.....

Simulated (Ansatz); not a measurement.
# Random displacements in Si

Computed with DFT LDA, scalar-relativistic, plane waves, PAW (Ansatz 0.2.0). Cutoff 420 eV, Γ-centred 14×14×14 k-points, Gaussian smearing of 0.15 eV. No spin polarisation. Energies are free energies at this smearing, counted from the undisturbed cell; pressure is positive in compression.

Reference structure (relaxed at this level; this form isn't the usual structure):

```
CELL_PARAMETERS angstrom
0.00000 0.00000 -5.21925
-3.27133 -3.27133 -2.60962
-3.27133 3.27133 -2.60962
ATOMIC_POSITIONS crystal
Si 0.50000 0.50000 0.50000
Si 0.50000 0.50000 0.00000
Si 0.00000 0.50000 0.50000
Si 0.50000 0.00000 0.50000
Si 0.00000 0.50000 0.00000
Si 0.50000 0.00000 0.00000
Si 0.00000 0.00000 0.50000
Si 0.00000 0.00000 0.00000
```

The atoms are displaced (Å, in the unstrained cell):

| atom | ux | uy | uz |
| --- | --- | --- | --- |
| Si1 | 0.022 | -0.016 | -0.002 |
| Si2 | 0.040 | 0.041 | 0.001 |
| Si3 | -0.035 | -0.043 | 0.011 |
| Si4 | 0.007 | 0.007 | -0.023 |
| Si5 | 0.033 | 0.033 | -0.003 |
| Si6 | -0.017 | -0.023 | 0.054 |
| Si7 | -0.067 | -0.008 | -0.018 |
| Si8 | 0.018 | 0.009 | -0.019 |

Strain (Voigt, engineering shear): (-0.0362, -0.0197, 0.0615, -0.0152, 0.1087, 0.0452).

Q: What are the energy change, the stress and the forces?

.....

## [ASSIGNMENT]
Everything above from the line containing "0.009 | -0.019 |" through the line containing "Strain (Voigt, engineering" must be copied exactly. Nothing outside that range belongs in the answer.

## [TASK RESULT]
| Si8 | 0.018 | 0.009 | -0.019 |

Strain (Voigt, engineering shear): (-0.0362, -0.0197, 0.0615, -0.0152, 0.1087, 0.0452).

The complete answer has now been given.